-*-*-
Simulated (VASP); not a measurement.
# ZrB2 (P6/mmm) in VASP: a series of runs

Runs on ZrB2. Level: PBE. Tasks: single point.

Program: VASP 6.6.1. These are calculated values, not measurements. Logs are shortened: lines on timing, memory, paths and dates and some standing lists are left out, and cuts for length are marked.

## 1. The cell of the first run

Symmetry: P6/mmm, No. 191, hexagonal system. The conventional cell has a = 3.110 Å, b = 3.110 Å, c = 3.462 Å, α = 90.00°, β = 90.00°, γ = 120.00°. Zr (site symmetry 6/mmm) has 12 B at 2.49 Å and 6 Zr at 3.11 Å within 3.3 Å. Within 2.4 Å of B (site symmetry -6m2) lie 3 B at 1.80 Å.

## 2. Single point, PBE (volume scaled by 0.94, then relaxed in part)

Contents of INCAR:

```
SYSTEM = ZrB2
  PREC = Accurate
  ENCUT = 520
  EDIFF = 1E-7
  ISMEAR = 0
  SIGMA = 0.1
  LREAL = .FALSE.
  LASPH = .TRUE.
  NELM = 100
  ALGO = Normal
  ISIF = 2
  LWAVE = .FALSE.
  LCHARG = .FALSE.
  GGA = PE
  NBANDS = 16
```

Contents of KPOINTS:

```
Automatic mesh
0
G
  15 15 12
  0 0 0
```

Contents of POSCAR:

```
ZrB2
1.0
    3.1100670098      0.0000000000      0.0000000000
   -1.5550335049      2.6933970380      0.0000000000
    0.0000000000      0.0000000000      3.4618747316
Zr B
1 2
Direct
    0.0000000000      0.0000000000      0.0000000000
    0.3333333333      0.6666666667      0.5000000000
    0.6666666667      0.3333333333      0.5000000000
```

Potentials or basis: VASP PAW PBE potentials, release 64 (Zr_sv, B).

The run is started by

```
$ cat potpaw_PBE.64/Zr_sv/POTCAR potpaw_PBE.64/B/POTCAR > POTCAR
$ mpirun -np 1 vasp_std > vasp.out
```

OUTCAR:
-*-*-

Restate word for word the lines above, beginning at the first one and ending at the line that carries "The run is started by".

Simulated (VASP); not a measurement.
# ZrB2 (P6/mmm) in VASP: a series of runs

Runs on ZrB2. Level: PBE. Tasks: single point.

Program: VASP 6.6.1. These are calculated values, not measurements. Logs are shortened: lines on timing, memory, paths and dates and some standing lists are left out, and cuts for length are marked.

## 1. The cell of the first run

Symmetry: P6/mmm, No. 191, hexagonal system. The conventional cell has a = 3.110 Å, b = 3.110 Å, c = 3.462 Å, α = 90.00°, β = 90.00°, γ = 120.00°. Zr (site symmetry 6/mmm) has 12 B at 2.49 Å and 6 Zr at 3.11 Å within 3.3 Å. Within 2.4 Å of B (site symmetry -6m2) lie 3 B at 1.80 Å.

## 2. Single point, PBE (volume scaled by 0.94, then relaxed in part)

Contents of INCAR:

```
SYSTEM = ZrB2
  PREC = Accurate
  ENCUT = 520
  EDIFF = 1E-7
  ISMEAR = 0
  SIGMA = 0.1
  LREAL = .FALSE.
  LASPH = .TRUE.
  NELM = 100
  ALGO = Normal
  ISIF = 2
  LWAVE = .FALSE.
  LCHARG = .FALSE.
  GGA = PE
  NBANDS = 16
```

Contents of KPOINTS:

```
Automatic mesh
0
G
  15 15 12
  0 0 0
```

Contents of POSCAR:

```
ZrB2
1.0
    3.1100670098      0.0000000000      0.0000000000
   -1.5550335049      2.6933970380      0.0000000000
    0.0000000000      0.0000000000      3.4618747316
Zr B
1 2
Direct
    0.0000000000      0.0000000000      0.0000000000
    0.3333333333      0.6666666667      0.5000000000
    0.6666666667      0.3333333333      0.5000000000
```

Potentials or basis: VASP PAW PBE potentials, release 64 (Zr_sv, B).

The run is started by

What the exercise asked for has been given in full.